- [TASK ITEM]:
What is needed is an exact transcription of every entry below.

########################################

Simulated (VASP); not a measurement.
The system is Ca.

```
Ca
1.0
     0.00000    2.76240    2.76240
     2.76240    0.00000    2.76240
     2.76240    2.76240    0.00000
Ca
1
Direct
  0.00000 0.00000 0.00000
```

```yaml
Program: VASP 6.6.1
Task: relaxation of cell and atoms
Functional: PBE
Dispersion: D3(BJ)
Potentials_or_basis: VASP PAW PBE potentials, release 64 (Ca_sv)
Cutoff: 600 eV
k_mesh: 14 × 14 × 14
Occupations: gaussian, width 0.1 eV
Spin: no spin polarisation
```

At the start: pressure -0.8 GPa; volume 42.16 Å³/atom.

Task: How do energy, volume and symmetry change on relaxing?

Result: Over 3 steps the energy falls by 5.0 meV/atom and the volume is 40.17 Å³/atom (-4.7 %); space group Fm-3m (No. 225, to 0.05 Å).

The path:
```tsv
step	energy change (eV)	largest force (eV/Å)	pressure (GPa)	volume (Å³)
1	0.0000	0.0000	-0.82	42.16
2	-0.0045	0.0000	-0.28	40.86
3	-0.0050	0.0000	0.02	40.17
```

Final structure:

########################################

- [RESPONSE BOX]:
Simulated (VASP); not a measurement.
The system is Ca.

```
Ca
1.0
     0.00000    2.76240    2.76240
     2.76240    0.00000    2.76240
     2.76240    2.76240    0.00000
Ca
1
Direct
  0.00000 0.00000 0.00000
```

```yaml
Program: VASP 6.6.1
Task: relaxation of cell and atoms
Functional: PBE
Dispersion: D3(BJ)
Potentials_or_basis: VASP PAW PBE potentials, release 64 (Ca_sv)
Cutoff: 600 eV
k_mesh: 14 × 14 × 14
Occupations: gaussian, width 0.1 eV
Spin: no spin polarisation
```

At the start: pressure -0.8 GPa; volume 42.16 Å³/atom.

Task: How do energy, volume and symmetry change on relaxing?

Result: Over 3 steps the energy falls by 5.0 meV/atom and the volume is 40.17 Å³/atom (-4.7 %); space group Fm-3m (No. 225, to 0.05 Å).

The path:
```tsv
step	energy change (eV)	largest force (eV/Å)	pressure (GPa)	volume (Å³)
1	0.0000	0.0000	-0.82	42.16
2	-0.0045	0.0000	-0.28	40.86
3	-0.0050	0.0000	0.02	40.17
```

Final structure:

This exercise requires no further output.